-- Listed entries follows --

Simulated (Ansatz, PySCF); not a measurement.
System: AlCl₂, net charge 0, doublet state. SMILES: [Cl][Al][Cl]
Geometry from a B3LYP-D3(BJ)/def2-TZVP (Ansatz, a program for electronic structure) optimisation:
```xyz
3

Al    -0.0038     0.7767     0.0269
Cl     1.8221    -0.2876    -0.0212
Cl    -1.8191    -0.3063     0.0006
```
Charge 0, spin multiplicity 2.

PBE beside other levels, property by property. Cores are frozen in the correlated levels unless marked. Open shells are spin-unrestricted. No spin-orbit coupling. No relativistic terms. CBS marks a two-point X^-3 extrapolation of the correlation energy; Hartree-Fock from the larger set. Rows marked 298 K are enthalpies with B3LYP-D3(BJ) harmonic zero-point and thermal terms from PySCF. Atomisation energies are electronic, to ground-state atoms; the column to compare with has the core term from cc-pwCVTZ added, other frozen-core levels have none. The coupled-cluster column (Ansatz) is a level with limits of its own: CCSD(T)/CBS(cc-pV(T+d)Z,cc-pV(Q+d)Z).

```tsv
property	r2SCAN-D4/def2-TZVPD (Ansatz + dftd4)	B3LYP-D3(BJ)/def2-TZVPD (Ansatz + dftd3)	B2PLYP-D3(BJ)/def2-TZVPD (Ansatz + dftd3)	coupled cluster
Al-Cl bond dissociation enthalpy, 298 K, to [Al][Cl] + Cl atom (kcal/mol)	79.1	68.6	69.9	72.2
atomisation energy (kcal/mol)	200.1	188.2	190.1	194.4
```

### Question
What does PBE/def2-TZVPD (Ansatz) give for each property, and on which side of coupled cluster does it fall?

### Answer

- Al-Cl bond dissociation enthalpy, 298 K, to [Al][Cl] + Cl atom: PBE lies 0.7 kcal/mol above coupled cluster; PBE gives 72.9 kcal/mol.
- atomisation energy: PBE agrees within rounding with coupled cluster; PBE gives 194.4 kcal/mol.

-- Listed entries concluded --

== Work task ==
Give an exact copy of the lines above, from the top of the records to the line that contains "- Al-Cl bond", taking in both ends.

== Response area ==
Simulated (Ansatz, PySCF); not a measurement.
System: AlCl₂, net charge 0, doublet state. SMILES: [Cl][Al][Cl]
Geometry from a B3LYP-D3(BJ)/def2-TZVP (Ansatz, a program for electronic structure) optimisation:
```xyz
3

Al    -0.0038     0.7767     0.0269
Cl     1.8221    -0.2876    -0.0212
Cl    -1.8191    -0.3063     0.0006
```
Charge 0, spin multiplicity 2.

PBE beside other levels, property by property. Cores are frozen in the correlated levels unless marked. Open shells are spin-unrestricted. No spin-orbit coupling. No relativistic terms. CBS marks a two-point X^-3 extrapolation of the correlation energy; Hartree-Fock from the larger set. Rows marked 298 K are enthalpies with B3LYP-D3(BJ) harmonic zero-point and thermal terms from PySCF. Atomisation energies are electronic, to ground-state atoms; the column to compare with has the core term from cc-pwCVTZ added, other frozen-core levels have none. The coupled-cluster column (Ansatz) is a level with limits of its own: CCSD(T)/CBS(cc-pV(T+d)Z,cc-pV(Q+d)Z).

```tsv
property	r2SCAN-D4/def2-TZVPD (Ansatz + dftd4)	B3LYP-D3(BJ)/def2-TZVPD (Ansatz + dftd3)	B2PLYP-D3(BJ)/def2-TZVPD (Ansatz + dftd3)	coupled cluster
Al-Cl bond dissociation enthalpy, 298 K, to [Al][Cl] + Cl atom (kcal/mol)	79.1	68.6	69.9	72.2
atomisation energy (kcal/mol)	200.1	188.2	190.1	194.4
```

### Question
What does PBE/def2-TZVPD (Ansatz) give for each property, and on which side of coupled cluster does it fall?

### Answer

- Al-Cl bond dissociation enthalpy, 298 K, to [Al][Cl] + Cl atom: PBE lies 0.7 kcal/mol above coupled cluster; PBE gives 72.9 kcal/mol.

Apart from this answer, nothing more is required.